|---|

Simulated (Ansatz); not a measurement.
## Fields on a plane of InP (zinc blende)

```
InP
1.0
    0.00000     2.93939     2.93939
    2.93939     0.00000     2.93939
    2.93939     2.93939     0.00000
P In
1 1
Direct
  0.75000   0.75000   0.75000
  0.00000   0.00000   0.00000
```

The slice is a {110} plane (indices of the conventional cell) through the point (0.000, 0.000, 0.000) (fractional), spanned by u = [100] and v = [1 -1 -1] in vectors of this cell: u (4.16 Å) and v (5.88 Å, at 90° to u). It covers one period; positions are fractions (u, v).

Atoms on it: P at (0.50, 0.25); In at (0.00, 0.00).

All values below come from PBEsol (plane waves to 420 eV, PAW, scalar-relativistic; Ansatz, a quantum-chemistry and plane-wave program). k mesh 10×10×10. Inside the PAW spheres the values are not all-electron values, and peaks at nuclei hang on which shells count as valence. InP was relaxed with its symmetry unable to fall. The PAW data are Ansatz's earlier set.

|---|

Work instruction: Every record above should be copied exactly.

Answer section:
Simulated (Ansatz); not a measurement.
## Fields on a plane of InP (zinc blende)

```
InP
1.0
    0.00000     2.93939     2.93939
    2.93939     0.00000     2.93939
    2.93939     2.93939     0.00000
P In
1 1
Direct
  0.75000   0.75000   0.75000
  0.00000   0.00000   0.00000
```

The slice is a {110} plane (indices of the conventional cell) through the point (0.000, 0.000, 0.000) (fractional), spanned by u = [100] and v = [1 -1 -1] in vectors of this cell: u (4.16 Å) and v (5.88 Å, at 90° to u). It covers one period; positions are fractions (u, v).

Atoms on it: P at (0.50, 0.25); In at (0.00, 0.00).

All values below come from PBEsol (plane waves to 420 eV, PAW, scalar-relativistic; Ansatz, a quantum-chemistry and plane-wave program). k mesh 10×10×10. Inside the PAW spheres the values are not all-electron values, and peaks at nuclei hang on which shells count as valence. InP was relaxed with its symmetry unable to fall. The PAW data are Ansatz's earlier set.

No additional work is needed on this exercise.